++++ Material shown ++++
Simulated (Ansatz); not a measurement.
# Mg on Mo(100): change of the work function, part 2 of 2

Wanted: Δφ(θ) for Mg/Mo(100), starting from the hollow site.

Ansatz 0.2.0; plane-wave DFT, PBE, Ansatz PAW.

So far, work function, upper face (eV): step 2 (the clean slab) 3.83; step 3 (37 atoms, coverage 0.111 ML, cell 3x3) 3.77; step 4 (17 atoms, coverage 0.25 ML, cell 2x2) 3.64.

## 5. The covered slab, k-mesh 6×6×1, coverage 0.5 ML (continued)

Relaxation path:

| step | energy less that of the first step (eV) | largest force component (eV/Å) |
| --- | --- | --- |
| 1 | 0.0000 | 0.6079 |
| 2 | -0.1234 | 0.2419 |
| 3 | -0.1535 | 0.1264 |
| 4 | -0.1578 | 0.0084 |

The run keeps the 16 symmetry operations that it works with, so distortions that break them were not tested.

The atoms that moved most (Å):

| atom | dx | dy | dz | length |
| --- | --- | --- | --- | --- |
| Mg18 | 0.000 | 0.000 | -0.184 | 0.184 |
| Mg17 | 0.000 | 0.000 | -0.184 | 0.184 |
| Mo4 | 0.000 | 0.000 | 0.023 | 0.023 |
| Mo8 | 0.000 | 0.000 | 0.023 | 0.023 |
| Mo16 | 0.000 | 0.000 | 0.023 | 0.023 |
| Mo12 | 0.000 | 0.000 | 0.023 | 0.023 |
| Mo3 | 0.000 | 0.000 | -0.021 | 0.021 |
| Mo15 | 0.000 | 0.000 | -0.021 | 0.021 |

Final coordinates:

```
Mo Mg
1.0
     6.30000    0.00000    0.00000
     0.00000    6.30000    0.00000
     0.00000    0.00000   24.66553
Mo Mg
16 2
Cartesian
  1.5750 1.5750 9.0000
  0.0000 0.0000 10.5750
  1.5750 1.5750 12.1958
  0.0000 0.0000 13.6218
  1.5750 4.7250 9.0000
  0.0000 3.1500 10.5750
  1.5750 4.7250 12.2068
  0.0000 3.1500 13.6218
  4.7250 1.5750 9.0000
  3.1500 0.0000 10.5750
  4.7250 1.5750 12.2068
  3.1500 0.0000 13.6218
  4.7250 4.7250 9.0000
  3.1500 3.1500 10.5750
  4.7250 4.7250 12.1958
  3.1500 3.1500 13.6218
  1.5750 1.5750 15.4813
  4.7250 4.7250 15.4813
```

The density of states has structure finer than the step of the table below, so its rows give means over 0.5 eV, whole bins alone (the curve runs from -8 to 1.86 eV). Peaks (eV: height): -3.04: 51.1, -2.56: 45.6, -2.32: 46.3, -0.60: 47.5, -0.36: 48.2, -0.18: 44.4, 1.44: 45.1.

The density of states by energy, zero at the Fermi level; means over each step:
++++

**Exercise:**
Quote the records above exactly, from the first line through the line containing "dz | length |", and nothing more.

**Your response:**
Simulated (Ansatz); not a measurement.
# Mg on Mo(100): change of the work function, part 2 of 2

Wanted: Δφ(θ) for Mg/Mo(100), starting from the hollow site.

Ansatz 0.2.0; plane-wave DFT, PBE, Ansatz PAW.

So far, work function, upper face (eV): step 2 (the clean slab) 3.83; step 3 (37 atoms, coverage 0.111 ML, cell 3x3) 3.77; step 4 (17 atoms, coverage 0.25 ML, cell 2x2) 3.64.

## 5. The covered slab, k-mesh 6×6×1, coverage 0.5 ML (continued)

Relaxation path:

| step | energy less that of the first step (eV) | largest force component (eV/Å) |
| --- | --- | --- |
| 1 | 0.0000 | 0.6079 |
| 2 | -0.1234 | 0.2419 |
| 3 | -0.1535 | 0.1264 |
| 4 | -0.1578 | 0.0084 |

The run keeps the 16 symmetry operations that it works with, so distortions that break them were not tested.

The atoms that moved most (Å):

| atom | dx | dy | dz | length |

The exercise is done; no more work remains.